→ ASSIGNMENT:
All entries should be printed precisely as written.

--- INPUT DATA Enclosed Below ---

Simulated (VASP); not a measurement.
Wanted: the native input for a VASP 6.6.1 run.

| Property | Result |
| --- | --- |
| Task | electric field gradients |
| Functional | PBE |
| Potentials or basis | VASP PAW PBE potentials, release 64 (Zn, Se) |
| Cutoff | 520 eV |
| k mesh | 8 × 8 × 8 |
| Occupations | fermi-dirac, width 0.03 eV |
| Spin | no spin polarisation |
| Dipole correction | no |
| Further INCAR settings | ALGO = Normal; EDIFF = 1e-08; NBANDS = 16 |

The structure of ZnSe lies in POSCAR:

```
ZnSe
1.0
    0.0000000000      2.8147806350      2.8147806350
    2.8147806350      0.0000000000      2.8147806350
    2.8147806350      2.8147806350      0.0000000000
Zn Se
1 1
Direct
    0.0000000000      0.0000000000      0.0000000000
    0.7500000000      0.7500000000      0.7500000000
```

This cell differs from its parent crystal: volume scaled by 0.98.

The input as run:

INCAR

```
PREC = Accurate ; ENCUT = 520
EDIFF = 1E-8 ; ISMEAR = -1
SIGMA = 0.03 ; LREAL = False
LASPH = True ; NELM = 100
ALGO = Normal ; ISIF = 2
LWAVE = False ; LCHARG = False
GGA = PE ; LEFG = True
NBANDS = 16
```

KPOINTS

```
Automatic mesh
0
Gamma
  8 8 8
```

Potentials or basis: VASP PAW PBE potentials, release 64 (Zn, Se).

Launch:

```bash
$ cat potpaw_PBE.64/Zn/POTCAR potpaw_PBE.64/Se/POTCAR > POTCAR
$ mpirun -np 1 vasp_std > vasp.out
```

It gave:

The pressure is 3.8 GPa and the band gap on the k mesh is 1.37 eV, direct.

--- End of Enclosed INPUT DATA ---

→ SOLUTION:
Simulated (VASP); not a measurement.
Wanted: the native input for a VASP 6.6.1 run.

| Property | Result |
| --- | --- |
| Task | electric field gradients |
| Functional | PBE |
| Potentials or basis | VASP PAW PBE potentials, release 64 (Zn, Se) |
| Cutoff | 520 eV |
| k mesh | 8 × 8 × 8 |
| Occupations | fermi-dirac, width 0.03 eV |
| Spin | no spin polarisation |
| Dipole correction | no |
| Further INCAR settings | ALGO = Normal; EDIFF = 1e-08; NBANDS = 16 |

The structure of ZnSe lies in POSCAR:

```
ZnSe
1.0
    0.0000000000      2.8147806350      2.8147806350
    2.8147806350      0.0000000000      2.8147806350
    2.8147806350      2.8147806350      0.0000000000
Zn Se
1 1
Direct
    0.0000000000      0.0000000000      0.0000000000
    0.7500000000      0.7500000000      0.7500000000
```

This cell differs from its parent crystal: volume scaled by 0.98.

The input as run:

INCAR

```
PREC = Accurate ; ENCUT = 520
EDIFF = 1E-8 ; ISMEAR = -1
SIGMA = 0.03 ; LREAL = False
LASPH = True ; NELM = 100
ALGO = Normal ; ISIF = 2
LWAVE = False ; LCHARG = False
GGA = PE ; LEFG = True
NBANDS = 16
```

KPOINTS

```
Automatic mesh
0
Gamma
  8 8 8
```

Potentials or basis: VASP PAW PBE potentials, release 64 (Zn, Se).

Launch:

```bash
$ cat potpaw_PBE.64/Zn/POTCAR potpaw_PBE.64/Se/POTCAR > POTCAR
$ mpirun -np 1 vasp_std > vasp.out
```

It gave:

The pressure is 3.8 GPa and the band gap on the k mesh is 1.37 eV, direct.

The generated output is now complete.